Information given:
# # # # # # #
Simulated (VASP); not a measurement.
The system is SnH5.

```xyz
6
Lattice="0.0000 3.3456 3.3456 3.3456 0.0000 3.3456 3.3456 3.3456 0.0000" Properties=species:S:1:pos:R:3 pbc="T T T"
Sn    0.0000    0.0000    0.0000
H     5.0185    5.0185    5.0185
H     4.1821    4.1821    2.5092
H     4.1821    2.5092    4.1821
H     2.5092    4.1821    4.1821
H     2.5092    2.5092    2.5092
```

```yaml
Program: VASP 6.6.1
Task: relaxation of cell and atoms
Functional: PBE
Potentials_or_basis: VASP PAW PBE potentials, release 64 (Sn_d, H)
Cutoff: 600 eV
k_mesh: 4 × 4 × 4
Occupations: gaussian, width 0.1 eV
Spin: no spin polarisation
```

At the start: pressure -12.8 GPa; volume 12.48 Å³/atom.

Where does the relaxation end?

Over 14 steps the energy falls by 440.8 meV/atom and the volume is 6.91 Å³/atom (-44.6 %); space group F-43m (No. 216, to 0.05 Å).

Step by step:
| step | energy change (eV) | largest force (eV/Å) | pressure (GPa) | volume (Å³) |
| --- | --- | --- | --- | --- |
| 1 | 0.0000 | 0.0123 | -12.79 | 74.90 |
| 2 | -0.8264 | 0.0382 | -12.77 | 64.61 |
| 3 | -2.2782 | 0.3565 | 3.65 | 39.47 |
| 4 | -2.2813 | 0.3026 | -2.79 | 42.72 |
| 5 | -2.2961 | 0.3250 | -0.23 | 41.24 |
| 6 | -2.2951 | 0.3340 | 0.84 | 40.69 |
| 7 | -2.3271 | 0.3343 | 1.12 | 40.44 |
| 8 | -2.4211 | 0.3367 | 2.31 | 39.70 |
# # # # # # #

Requirement:
Retype all of the material above with every character intact.

Exercise output:
Simulated (VASP); not a measurement.
The system is SnH5.

```xyz
6
Lattice="0.0000 3.3456 3.3456 3.3456 0.0000 3.3456 3.3456 3.3456 0.0000" Properties=species:S:1:pos:R:3 pbc="T T T"
Sn    0.0000    0.0000    0.0000
H     5.0185    5.0185    5.0185
H     4.1821    4.1821    2.5092
H     4.1821    2.5092    4.1821
H     2.5092    4.1821    4.1821
H     2.5092    2.5092    2.5092
```

```yaml
Program: VASP 6.6.1
Task: relaxation of cell and atoms
Functional: PBE
Potentials_or_basis: VASP PAW PBE potentials, release 64 (Sn_d, H)
Cutoff: 600 eV
k_mesh: 4 × 4 × 4
Occupations: gaussian, width 0.1 eV
Spin: no spin polarisation
```

At the start: pressure -12.8 GPa; volume 12.48 Å³/atom.

Where does the relaxation end?

Over 14 steps the energy falls by 440.8 meV/atom and the volume is 6.91 Å³/atom (-44.6 %); space group F-43m (No. 216, to 0.05 Å).

Step by step:
| step | energy change (eV) | largest force (eV/Å) | pressure (GPa) | volume (Å³) |
| --- | --- | --- | --- | --- |
| 1 | 0.0000 | 0.0123 | -12.79 | 74.90 |
| 2 | -0.8264 | 0.0382 | -12.77 | 64.61 |
| 3 | -2.2782 | 0.3565 | 3.65 | 39.47 |
| 4 | -2.2813 | 0.3026 | -2.79 | 42.72 |
| 5 | -2.2961 | 0.3250 | -0.23 | 41.24 |
| 6 | -2.2951 | 0.3340 | 0.84 | 40.69 |
| 7 | -2.3271 | 0.3343 | 1.12 | 40.44 |
| 8 | -2.4211 | 0.3367 | 2.31 | 39.70 |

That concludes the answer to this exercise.